***

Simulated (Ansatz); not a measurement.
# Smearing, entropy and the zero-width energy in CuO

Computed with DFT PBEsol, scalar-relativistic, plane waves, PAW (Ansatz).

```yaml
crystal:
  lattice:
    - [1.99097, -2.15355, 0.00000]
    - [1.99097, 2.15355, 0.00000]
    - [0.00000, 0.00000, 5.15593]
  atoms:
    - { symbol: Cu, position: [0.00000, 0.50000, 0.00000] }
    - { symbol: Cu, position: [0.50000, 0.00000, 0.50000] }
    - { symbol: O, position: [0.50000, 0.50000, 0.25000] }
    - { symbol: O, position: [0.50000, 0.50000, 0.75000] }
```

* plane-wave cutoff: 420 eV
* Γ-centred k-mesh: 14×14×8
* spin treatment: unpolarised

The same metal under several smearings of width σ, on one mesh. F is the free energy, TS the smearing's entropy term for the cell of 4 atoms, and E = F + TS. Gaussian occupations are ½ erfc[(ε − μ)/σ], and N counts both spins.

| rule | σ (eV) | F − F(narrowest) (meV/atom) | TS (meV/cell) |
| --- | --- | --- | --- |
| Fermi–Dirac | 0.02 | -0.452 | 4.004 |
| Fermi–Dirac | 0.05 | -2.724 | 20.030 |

***

▸ ACTIVITY
Output only the lines from the top of the entries through the one holding "cutoff: 420 eV", copied exactly.

▸ EXERCISE RESPONSE
Simulated (Ansatz); not a measurement.
# Smearing, entropy and the zero-width energy in CuO

Computed with DFT PBEsol, scalar-relativistic, plane waves, PAW (Ansatz).

```yaml
crystal:
  lattice:
    - [1.99097, -2.15355, 0.00000]
    - [1.99097, 2.15355, 0.00000]
    - [0.00000, 0.00000, 5.15593]
  atoms:
    - { symbol: Cu, position: [0.00000, 0.50000, 0.00000] }
    - { symbol: Cu, position: [0.50000, 0.00000, 0.50000] }
    - { symbol: O, position: [0.50000, 0.50000, 0.25000] }
    - { symbol: O, position: [0.50000, 0.50000, 0.75000] }
```

* plane-wave cutoff: 420 eV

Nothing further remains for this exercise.